**Action item:** Restate the listing below word for word.

**Material supplied:**
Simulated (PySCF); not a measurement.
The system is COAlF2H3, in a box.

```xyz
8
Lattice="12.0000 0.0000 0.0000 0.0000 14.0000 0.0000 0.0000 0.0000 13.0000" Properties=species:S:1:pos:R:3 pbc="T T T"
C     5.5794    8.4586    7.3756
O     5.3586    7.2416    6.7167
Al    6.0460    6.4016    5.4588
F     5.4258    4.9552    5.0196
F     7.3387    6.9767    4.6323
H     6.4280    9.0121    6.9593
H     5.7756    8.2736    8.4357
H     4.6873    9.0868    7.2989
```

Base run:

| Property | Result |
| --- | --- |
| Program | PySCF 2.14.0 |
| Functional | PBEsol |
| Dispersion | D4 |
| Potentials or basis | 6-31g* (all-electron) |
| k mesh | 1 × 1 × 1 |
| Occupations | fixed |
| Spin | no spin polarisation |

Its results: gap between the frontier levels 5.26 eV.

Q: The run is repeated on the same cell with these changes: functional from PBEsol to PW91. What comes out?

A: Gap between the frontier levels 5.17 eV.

**Task response:**
Simulated (PySCF); not a measurement.
The system is COAlF2H3, in a box.

```xyz
8
Lattice="12.0000 0.0000 0.0000 0.0000 14.0000 0.0000 0.0000 0.0000 13.0000" Properties=species:S:1:pos:R:3 pbc="T T T"
C     5.5794    8.4586    7.3756
O     5.3586    7.2416    6.7167
Al    6.0460    6.4016    5.4588
F     5.4258    4.9552    5.0196
F     7.3387    6.9767    4.6323
H     6.4280    9.0121    6.9593
H     5.7756    8.2736    8.4357
H     4.6873    9.0868    7.2989
```

Base run:

| Property | Result |
| --- | --- |
| Program | PySCF 2.14.0 |
| Functional | PBEsol |
| Dispersion | D4 |
| Potentials or basis | 6-31g* (all-electron) |
| k mesh | 1 × 1 × 1 |
| Occupations | fixed |
| Spin | no spin polarisation |

Its results: gap between the frontier levels 5.26 eV.

Q: The run is repeated on the same cell with these changes: functional from PBEsol to PW91. What comes out?

A: Gap between the frontier levels 5.17 eV.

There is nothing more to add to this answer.